++++ DATASET ENTRIES

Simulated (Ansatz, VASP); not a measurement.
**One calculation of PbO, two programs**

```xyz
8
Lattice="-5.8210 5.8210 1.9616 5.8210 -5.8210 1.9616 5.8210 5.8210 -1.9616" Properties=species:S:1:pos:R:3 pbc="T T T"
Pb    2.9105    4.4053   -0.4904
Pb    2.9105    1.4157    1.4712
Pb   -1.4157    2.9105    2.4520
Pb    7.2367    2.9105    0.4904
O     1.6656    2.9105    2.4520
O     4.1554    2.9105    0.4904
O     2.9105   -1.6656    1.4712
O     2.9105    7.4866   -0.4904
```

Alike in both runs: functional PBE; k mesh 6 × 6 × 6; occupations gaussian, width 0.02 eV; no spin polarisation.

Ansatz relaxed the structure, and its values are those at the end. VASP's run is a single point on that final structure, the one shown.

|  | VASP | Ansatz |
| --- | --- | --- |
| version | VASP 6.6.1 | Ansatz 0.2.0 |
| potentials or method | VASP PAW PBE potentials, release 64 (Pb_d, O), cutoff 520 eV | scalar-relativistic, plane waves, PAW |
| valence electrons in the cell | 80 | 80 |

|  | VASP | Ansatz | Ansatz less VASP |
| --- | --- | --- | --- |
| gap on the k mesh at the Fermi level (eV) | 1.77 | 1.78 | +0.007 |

++++++++

- **ACTION ITEM**
Without altering a single word, transcribe the entries above.

- **TASK OUTPUT**
Simulated (Ansatz, VASP); not a measurement.
**One calculation of PbO, two programs**

```xyz
8
Lattice="-5.8210 5.8210 1.9616 5.8210 -5.8210 1.9616 5.8210 5.8210 -1.9616" Properties=species:S:1:pos:R:3 pbc="T T T"
Pb    2.9105    4.4053   -0.4904
Pb    2.9105    1.4157    1.4712
Pb   -1.4157    2.9105    2.4520
Pb    7.2367    2.9105    0.4904
O     1.6656    2.9105    2.4520
O     4.1554    2.9105    0.4904
O     2.9105   -1.6656    1.4712
O     2.9105    7.4866   -0.4904
```

Alike in both runs: functional PBE; k mesh 6 × 6 × 6; occupations gaussian, width 0.02 eV; no spin polarisation.

Ansatz relaxed the structure, and its values are those at the end. VASP's run is a single point on that final structure, the one shown.

|  | VASP | Ansatz |
| --- | --- | --- |
| version | VASP 6.6.1 | Ansatz 0.2.0 |
| potentials or method | VASP PAW PBE potentials, release 64 (Pb_d, O), cutoff 520 eV | scalar-relativistic, plane waves, PAW |
| valence electrons in the cell | 80 | 80 |

|  | VASP | Ansatz | Ansatz less VASP |
| --- | --- | --- | --- |
| gap on the k mesh at the Fermi level (eV) | 1.77 | 1.78 | +0.007 |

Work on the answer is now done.